Activity ▸ Please take the entries below from the first line through the line containing "Ansatz 0.2.0 |" and repeat them exactly, leaving out everything after.

Excerpted data ▸
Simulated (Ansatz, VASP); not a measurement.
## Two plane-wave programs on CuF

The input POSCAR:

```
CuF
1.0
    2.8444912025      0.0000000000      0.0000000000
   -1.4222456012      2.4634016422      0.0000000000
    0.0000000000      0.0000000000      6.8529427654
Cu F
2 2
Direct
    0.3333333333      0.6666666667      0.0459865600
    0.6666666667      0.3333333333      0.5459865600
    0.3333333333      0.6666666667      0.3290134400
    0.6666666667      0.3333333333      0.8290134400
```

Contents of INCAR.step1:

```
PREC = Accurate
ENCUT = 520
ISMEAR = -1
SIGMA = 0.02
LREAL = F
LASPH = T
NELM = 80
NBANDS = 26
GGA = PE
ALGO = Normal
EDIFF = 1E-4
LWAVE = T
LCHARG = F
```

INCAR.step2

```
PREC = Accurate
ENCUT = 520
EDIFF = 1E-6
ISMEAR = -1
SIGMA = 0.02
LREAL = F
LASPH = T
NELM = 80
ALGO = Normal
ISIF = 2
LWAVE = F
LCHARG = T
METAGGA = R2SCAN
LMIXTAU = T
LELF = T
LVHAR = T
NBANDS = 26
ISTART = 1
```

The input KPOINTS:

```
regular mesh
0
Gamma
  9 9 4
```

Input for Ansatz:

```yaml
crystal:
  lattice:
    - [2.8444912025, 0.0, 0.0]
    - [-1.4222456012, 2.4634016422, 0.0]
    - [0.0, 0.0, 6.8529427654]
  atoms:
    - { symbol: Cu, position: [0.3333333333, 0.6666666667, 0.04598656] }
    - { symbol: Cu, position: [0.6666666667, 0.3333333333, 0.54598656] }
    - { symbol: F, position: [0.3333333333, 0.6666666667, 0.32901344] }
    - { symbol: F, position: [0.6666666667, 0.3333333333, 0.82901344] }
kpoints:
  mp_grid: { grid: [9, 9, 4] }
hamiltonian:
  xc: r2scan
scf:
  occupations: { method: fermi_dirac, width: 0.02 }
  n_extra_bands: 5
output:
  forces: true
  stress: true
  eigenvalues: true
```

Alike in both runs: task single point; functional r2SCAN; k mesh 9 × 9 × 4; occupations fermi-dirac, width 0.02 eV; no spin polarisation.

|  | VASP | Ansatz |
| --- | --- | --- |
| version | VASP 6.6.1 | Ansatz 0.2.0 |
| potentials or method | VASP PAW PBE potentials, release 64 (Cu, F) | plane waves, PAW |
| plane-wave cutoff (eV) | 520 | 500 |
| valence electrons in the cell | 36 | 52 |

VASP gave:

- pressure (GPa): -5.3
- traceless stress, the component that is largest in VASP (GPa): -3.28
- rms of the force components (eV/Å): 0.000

Your response ▸
Simulated (Ansatz, VASP); not a measurement.
## Two plane-wave programs on CuF

The input POSCAR:

```
CuF
1.0
    2.8444912025      0.0000000000      0.0000000000
   -1.4222456012      2.4634016422      0.0000000000
    0.0000000000      0.0000000000      6.8529427654
Cu F
2 2
Direct
    0.3333333333      0.6666666667      0.0459865600
    0.6666666667      0.3333333333      0.5459865600
    0.3333333333      0.6666666667      0.3290134400
    0.6666666667      0.3333333333      0.8290134400
```

Contents of INCAR.step1:

```
PREC = Accurate
ENCUT = 520
ISMEAR = -1
SIGMA = 0.02
LREAL = F
LASPH = T
NELM = 80
NBANDS = 26
GGA = PE
ALGO = Normal
EDIFF = 1E-4
LWAVE = T
LCHARG = F
```

INCAR.step2

```
PREC = Accurate
ENCUT = 520
EDIFF = 1E-6
ISMEAR = -1
SIGMA = 0.02
LREAL = F
LASPH = T
NELM = 80
ALGO = Normal
ISIF = 2
LWAVE = F
LCHARG = T
METAGGA = R2SCAN
LMIXTAU = T
LELF = T
LVHAR = T
NBANDS = 26
ISTART = 1
```

The input KPOINTS:

```
regular mesh
0
Gamma
  9 9 4
```

Input for Ansatz:

```yaml
crystal:
  lattice:
    - [2.8444912025, 0.0, 0.0]
    - [-1.4222456012, 2.4634016422, 0.0]
    - [0.0, 0.0, 6.8529427654]
  atoms:
    - { symbol: Cu, position: [0.3333333333, 0.6666666667, 0.04598656] }
    - { symbol: Cu, position: [0.6666666667, 0.3333333333, 0.54598656] }
    - { symbol: F, position: [0.3333333333, 0.6666666667, 0.32901344] }
    - { symbol: F, position: [0.6666666667, 0.3333333333, 0.82901344] }
kpoints:
  mp_grid: { grid: [9, 9, 4] }
hamiltonian:
  xc: r2scan
scf:
  occupations: { method: fermi_dirac, width: 0.02 }
  n_extra_bands: 5
output:
  forces: true
  stress: true
  eigenvalues: true
```

Alike in both runs: task single point; functional r2SCAN; k mesh 9 × 9 × 4; occupations fermi-dirac, width 0.02 eV; no spin polarisation.

|  | VASP | Ansatz |
| --- | --- | --- |
| version | VASP 6.6.1 | Ansatz 0.2.0 |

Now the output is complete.